• **Assigned task**
Write out every record in full, keeping each character exactly as it is.

• **Provided data**
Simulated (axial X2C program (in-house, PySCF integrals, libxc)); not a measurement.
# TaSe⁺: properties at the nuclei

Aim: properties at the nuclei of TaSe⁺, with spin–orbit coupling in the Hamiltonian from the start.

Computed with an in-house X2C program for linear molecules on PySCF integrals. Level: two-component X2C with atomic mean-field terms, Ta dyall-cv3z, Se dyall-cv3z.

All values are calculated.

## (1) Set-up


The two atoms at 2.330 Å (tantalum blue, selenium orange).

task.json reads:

• **Problem solution**
Simulated (axial X2C program (in-house, PySCF integrals, libxc)); not a measurement.
# TaSe⁺: properties at the nuclei

Aim: properties at the nuclei of TaSe⁺, with spin–orbit coupling in the Hamiltonian from the start.

Computed with an in-house X2C program for linear molecules on PySCF integrals. Level: two-component X2C with atomic mean-field terms, Ta dyall-cv3z, Se dyall-cv3z.

All values are calculated.

## (1) Set-up


The two atoms at 2.330 Å (tantalum blue, selenium orange).

task.json reads:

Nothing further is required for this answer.